##### Records provided
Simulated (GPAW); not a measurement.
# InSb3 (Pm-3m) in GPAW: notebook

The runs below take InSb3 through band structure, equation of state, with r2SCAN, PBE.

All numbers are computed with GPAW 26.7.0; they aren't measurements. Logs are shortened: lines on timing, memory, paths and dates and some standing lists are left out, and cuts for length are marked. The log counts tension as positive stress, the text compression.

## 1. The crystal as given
##########

Task item: Every line from above should appear again in the answer, exactly as written.

Written response:
Simulated (GPAW); not a measurement.
# InSb3 (Pm-3m) in GPAW: notebook

The runs below take InSb3 through band structure, equation of state, with r2SCAN, PBE.

All numbers are computed with GPAW 26.7.0; they aren't measurements. Logs are shortened: lines on timing, memory, paths and dates and some standing lists are left out, and cuts for length are marked. The log counts tension as positive stress, the text compression.

## 1. The crystal as given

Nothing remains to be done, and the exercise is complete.